| ACTIVITY |
An exact copy of the listing is needed, with every line kept.

***** DATASET ENTRIES *****

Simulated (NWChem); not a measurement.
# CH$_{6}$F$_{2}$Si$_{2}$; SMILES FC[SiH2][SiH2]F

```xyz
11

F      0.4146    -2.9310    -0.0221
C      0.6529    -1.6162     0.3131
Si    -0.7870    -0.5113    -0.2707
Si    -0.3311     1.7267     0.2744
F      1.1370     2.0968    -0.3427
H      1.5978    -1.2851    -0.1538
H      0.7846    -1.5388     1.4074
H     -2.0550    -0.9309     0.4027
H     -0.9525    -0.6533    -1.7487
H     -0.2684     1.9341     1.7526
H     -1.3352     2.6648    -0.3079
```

*****

| ANSWER SPACE |
Simulated (NWChem); not a measurement.
# CH$_{6}$F$_{2}$Si$_{2}$; SMILES FC[SiH2][SiH2]F

```xyz
11

F      0.4146    -2.9310    -0.0221
C      0.6529    -1.6162     0.3131
Si    -0.7870    -0.5113    -0.2707
Si    -0.3311     1.7267     0.2744
F      1.1370     2.0968    -0.3427
H      1.5978    -1.2851    -0.1538
H      0.7846    -1.5388     1.4074
H     -2.0550    -0.9309     0.4027
H     -0.9525    -0.6533    -1.7487
H     -0.2684     1.9341     1.7526
H     -1.3352     2.6648    -0.3079
```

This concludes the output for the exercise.